*Provided records*:
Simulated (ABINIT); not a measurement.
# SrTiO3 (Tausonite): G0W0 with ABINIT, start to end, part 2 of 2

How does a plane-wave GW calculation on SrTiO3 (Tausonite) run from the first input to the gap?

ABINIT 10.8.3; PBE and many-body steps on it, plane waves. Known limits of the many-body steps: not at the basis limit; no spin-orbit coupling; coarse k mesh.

*Activity*: Leaving every word in place, output the whole listing above.

*Solution*:
Simulated (ABINIT); not a measurement.
# SrTiO3 (Tausonite): G0W0 with ABINIT, start to end, part 2 of 2

How does a plane-wave GW calculation on SrTiO3 (Tausonite) run from the first input to the gap?

ABINIT 10.8.3; PBE and many-body steps on it, plane waves. Known limits of the many-body steps: not at the basis limit; no spin-orbit coupling; coarse k mesh.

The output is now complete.